------ Data for review
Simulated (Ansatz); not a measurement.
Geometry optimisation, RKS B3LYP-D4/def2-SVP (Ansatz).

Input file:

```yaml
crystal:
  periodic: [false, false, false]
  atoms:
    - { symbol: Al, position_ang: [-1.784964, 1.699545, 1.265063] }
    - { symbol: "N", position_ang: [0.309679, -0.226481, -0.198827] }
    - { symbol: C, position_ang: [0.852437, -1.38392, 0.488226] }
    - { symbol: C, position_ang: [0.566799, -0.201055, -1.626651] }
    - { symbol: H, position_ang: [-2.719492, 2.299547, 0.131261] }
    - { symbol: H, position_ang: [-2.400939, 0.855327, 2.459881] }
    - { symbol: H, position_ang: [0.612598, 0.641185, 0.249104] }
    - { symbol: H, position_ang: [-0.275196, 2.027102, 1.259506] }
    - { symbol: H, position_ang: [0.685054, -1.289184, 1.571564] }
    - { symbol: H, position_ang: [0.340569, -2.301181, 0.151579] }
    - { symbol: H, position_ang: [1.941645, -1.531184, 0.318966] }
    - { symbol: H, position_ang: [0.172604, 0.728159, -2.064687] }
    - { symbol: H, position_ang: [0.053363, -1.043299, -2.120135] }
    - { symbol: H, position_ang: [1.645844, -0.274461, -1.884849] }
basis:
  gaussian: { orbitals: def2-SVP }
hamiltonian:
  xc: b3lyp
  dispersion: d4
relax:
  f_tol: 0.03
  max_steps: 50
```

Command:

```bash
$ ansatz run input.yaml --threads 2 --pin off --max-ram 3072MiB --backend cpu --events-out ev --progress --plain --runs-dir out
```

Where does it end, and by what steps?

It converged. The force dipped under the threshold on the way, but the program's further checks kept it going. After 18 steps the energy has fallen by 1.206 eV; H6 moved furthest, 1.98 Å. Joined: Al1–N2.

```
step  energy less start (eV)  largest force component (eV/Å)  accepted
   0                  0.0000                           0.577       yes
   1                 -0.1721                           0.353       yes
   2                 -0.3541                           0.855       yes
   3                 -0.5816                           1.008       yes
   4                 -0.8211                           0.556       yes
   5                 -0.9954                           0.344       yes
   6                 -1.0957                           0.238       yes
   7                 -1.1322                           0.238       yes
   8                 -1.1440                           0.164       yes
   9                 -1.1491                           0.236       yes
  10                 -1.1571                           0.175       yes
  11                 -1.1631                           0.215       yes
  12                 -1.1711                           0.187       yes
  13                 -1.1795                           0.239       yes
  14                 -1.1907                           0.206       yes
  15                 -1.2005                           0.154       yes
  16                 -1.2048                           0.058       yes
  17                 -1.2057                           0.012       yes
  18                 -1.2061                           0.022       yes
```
------------

◆ Work request
Every line from the first entry to the line containing "Where does it end, and by what steps?" should be transcribed exactly, and nothing beyond it.

◆ Solution
Simulated (Ansatz); not a measurement.
Geometry optimisation, RKS B3LYP-D4/def2-SVP (Ansatz).

Input file:

```yaml
crystal:
  periodic: [false, false, false]
  atoms:
    - { symbol: Al, position_ang: [-1.784964, 1.699545, 1.265063] }
    - { symbol: "N", position_ang: [0.309679, -0.226481, -0.198827] }
    - { symbol: C, position_ang: [0.852437, -1.38392, 0.488226] }
    - { symbol: C, position_ang: [0.566799, -0.201055, -1.626651] }
    - { symbol: H, position_ang: [-2.719492, 2.299547, 0.131261] }
    - { symbol: H, position_ang: [-2.400939, 0.855327, 2.459881] }
    - { symbol: H, position_ang: [0.612598, 0.641185, 0.249104] }
    - { symbol: H, position_ang: [-0.275196, 2.027102, 1.259506] }
    - { symbol: H, position_ang: [0.685054, -1.289184, 1.571564] }
    - { symbol: H, position_ang: [0.340569, -2.301181, 0.151579] }
    - { symbol: H, position_ang: [1.941645, -1.531184, 0.318966] }
    - { symbol: H, position_ang: [0.172604, 0.728159, -2.064687] }
    - { symbol: H, position_ang: [0.053363, -1.043299, -2.120135] }
    - { symbol: H, position_ang: [1.645844, -0.274461, -1.884849] }
basis:
  gaussian: { orbitals: def2-SVP }
hamiltonian:
  xc: b3lyp
  dispersion: d4
relax:
  f_tol: 0.03
  max_steps: 50
```

Command:

```bash
$ ansatz run input.yaml --threads 2 --pin off --max-ram 3072MiB --backend cpu --events-out ev --progress --plain --runs-dir out
```

Where does it end, and by what steps?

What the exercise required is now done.